* _Supplied entries_:
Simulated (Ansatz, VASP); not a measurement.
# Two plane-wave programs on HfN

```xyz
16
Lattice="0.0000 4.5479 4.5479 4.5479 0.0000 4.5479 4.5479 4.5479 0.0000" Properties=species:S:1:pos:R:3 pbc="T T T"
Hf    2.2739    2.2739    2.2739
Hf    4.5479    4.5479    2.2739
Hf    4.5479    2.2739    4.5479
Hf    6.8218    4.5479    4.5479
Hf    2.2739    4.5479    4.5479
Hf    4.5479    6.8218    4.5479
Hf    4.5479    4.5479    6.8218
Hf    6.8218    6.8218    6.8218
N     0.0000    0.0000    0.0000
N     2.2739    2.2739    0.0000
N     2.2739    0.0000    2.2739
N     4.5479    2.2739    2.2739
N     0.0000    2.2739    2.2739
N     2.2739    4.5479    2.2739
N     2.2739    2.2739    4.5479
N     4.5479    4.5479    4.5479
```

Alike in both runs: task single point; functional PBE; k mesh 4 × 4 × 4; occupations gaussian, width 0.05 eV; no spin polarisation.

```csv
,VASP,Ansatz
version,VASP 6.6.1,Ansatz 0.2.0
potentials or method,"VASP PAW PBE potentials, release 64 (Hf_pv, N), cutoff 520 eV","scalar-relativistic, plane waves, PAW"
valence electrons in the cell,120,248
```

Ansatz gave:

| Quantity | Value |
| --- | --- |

* _Work order_:
Transcribe each record exactly as it is written above.

* _Answer box_:
Simulated (Ansatz, VASP); not a measurement.
# Two plane-wave programs on HfN

```xyz
16
Lattice="0.0000 4.5479 4.5479 4.5479 0.0000 4.5479 4.5479 4.5479 0.0000" Properties=species:S:1:pos:R:3 pbc="T T T"
Hf    2.2739    2.2739    2.2739
Hf    4.5479    4.5479    2.2739
Hf    4.5479    2.2739    4.5479
Hf    6.8218    4.5479    4.5479
Hf    2.2739    4.5479    4.5479
Hf    4.5479    6.8218    4.5479
Hf    4.5479    4.5479    6.8218
Hf    6.8218    6.8218    6.8218
N     0.0000    0.0000    0.0000
N     2.2739    2.2739    0.0000
N     2.2739    0.0000    2.2739
N     4.5479    2.2739    2.2739
N     0.0000    2.2739    2.2739
N     2.2739    4.5479    2.2739
N     2.2739    2.2739    4.5479
N     4.5479    4.5479    4.5479
```

Alike in both runs: task single point; functional PBE; k mesh 4 × 4 × 4; occupations gaussian, width 0.05 eV; no spin polarisation.

```csv
,VASP,Ansatz
version,VASP 6.6.1,Ansatz 0.2.0
potentials or method,"VASP PAW PBE potentials, release 64 (Hf_pv, N), cutoff 520 eV","scalar-relativistic, plane waves, PAW"
valence electrons in the cell,120,248
```

Ansatz gave:

| Quantity | Value |
| --- | --- |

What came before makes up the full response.